→ **Exercise**: All the data below should be printed again without a single difference.

** Dataset extract follows **

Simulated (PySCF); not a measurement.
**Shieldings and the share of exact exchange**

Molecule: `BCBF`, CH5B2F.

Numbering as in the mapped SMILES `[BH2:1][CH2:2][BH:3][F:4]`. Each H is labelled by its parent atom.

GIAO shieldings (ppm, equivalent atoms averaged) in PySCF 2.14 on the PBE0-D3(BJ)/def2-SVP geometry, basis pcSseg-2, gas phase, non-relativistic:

** End of Dataset extract **

→ **Written solution**:
Simulated (PySCF); not a measurement.
**Shieldings and the share of exact exchange**

Molecule: `BCBF`, CH5B2F.

Numbering as in the mapped SMILES `[BH2:1][CH2:2][BH:3][F:4]`. Each H is labelled by its parent atom.

GIAO shieldings (ppm, equivalent atoms averaged) in PySCF 2.14 on the PBE0-D3(BJ)/def2-SVP geometry, basis pcSseg-2, gas phase, non-relativistic:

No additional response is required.